_ASSIGNED TASK:_ In the listing below, find the line with "The calculation used", then repeat exactly every line from the top through that one.

^^^^^^^^^^^^^^^^

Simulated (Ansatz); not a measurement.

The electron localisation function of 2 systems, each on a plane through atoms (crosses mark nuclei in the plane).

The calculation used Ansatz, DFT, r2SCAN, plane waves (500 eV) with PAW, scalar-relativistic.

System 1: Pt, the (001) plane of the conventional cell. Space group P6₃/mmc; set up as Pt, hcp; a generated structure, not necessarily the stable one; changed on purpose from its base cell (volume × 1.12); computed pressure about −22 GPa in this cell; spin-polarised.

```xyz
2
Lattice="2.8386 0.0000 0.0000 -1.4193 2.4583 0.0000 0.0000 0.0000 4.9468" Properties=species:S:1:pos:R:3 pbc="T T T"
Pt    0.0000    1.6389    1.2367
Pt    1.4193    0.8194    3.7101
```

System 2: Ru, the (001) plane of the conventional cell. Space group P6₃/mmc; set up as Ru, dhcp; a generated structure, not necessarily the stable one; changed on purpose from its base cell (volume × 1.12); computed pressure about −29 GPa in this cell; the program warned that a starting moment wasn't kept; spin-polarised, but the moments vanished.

^^^^^^^^^^^^^^^^

_ANSWER SPACE:_
Simulated (Ansatz); not a measurement.

The electron localisation function of 2 systems, each on a plane through atoms (crosses mark nuclei in the plane).

The calculation used Ansatz, DFT, r2SCAN, plane waves (500 eV) with PAW, scalar-relativistic.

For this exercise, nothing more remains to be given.